• [Activity]:
Here is the task for the records below: repeat exactly the lines from the one with "Computed with PHREEQC" to the one with "A: pH 5.10.", both included, and nothing else.

*** Data extracts ***

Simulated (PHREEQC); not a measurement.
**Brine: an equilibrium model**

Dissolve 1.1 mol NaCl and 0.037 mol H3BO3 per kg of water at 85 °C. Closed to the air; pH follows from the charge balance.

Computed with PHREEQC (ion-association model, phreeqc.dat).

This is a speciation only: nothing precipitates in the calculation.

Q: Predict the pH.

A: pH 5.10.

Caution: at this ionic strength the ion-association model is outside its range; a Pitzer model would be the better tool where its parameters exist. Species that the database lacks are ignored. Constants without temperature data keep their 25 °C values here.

*** End of Data extracts ***

• [Reply]:
Computed with PHREEQC (ion-association model, phreeqc.dat).

This is a speciation only: nothing precipitates in the calculation.

Q: Predict the pH.

A: pH 5.10.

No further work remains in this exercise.